-- DATASET EXCERPTS follows --
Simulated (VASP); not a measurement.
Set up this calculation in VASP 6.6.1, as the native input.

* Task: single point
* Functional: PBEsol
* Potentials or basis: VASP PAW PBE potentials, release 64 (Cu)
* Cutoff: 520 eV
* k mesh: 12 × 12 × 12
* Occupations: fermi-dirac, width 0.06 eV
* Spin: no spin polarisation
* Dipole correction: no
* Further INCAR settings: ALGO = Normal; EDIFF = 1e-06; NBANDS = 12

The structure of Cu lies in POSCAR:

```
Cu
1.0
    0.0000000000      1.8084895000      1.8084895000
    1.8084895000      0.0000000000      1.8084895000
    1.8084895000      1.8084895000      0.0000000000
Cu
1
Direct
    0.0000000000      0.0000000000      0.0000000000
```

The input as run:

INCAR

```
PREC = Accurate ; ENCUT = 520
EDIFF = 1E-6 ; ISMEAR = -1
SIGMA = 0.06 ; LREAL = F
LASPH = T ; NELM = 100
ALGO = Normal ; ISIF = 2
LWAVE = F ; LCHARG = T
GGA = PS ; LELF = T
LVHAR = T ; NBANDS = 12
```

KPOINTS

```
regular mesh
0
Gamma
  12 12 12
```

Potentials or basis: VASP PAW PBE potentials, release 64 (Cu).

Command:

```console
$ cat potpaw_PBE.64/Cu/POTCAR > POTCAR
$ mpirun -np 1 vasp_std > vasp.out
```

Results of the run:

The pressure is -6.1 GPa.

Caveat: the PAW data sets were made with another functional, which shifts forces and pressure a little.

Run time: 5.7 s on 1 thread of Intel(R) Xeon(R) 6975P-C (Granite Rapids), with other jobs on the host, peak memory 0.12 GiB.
-- DATASET EXCERPTS concluded --

» **EXERCISE**
An exact transcription of the lines from the start of the listing through the line bearing "Caveat: the PAW" is the whole answer.

» **EXPECTED ANSWER**
Simulated (VASP); not a measurement.
Set up this calculation in VASP 6.6.1, as the native input.

* Task: single point
* Functional: PBEsol
* Potentials or basis: VASP PAW PBE potentials, release 64 (Cu)
* Cutoff: 520 eV
* k mesh: 12 × 12 × 12
* Occupations: fermi-dirac, width 0.06 eV
* Spin: no spin polarisation
* Dipole correction: no
* Further INCAR settings: ALGO = Normal; EDIFF = 1e-06; NBANDS = 12

The structure of Cu lies in POSCAR:

```
Cu
1.0
    0.0000000000      1.8084895000      1.8084895000
    1.8084895000      0.0000000000      1.8084895000
    1.8084895000      1.8084895000      0.0000000000
Cu
1
Direct
    0.0000000000      0.0000000000      0.0000000000
```

The input as run:

INCAR

```
PREC = Accurate ; ENCUT = 520
EDIFF = 1E-6 ; ISMEAR = -1
SIGMA = 0.06 ; LREAL = F
LASPH = T ; NELM = 100
ALGO = Normal ; ISIF = 2
LWAVE = F ; LCHARG = T
GGA = PS ; LELF = T
LVHAR = T ; NBANDS = 12
```

KPOINTS

```
regular mesh
0
Gamma
  12 12 12
```

Potentials or basis: VASP PAW PBE potentials, release 64 (Cu).

Command:

```console
$ cat potpaw_PBE.64/Cu/POTCAR > POTCAR
$ mpirun -np 1 vasp_std > vasp.out
```

Results of the run:

The pressure is -6.1 GPa.

Caveat: the PAW data sets were made with another functional, which shifts forces and pressure a little.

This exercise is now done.